▸ Input data:
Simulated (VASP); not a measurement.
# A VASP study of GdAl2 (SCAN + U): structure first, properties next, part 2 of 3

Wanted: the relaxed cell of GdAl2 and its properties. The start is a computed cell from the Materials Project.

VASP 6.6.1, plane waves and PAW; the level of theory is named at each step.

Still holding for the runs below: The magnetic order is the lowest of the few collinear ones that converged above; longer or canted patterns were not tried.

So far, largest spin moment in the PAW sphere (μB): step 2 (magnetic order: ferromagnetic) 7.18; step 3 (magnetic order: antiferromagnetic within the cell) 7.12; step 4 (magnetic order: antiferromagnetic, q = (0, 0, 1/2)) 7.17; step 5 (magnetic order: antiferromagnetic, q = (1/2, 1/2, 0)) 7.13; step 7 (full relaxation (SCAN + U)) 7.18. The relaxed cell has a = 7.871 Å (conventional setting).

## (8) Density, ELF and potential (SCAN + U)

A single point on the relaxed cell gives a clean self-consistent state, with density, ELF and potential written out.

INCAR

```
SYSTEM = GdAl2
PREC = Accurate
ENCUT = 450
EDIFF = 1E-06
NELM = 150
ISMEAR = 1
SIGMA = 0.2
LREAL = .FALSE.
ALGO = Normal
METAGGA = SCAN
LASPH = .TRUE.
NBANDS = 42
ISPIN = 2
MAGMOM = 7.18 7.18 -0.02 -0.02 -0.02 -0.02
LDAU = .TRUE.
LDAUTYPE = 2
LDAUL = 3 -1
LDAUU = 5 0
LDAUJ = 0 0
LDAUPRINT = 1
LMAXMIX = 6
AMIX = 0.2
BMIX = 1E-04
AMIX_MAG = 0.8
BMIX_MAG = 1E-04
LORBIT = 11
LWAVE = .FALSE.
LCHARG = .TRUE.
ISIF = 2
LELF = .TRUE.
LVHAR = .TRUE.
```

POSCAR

▸ Work item: The lines of the data, from the first through the one containing "VASP 6.6.1, plane", are to be transcribed exactly.

▸ Exercise response:
Simulated (VASP); not a measurement.
# A VASP study of GdAl2 (SCAN + U): structure first, properties next, part 2 of 3

Wanted: the relaxed cell of GdAl2 and its properties. The start is a computed cell from the Materials Project.

VASP 6.6.1, plane waves and PAW; the level of theory is named at each step.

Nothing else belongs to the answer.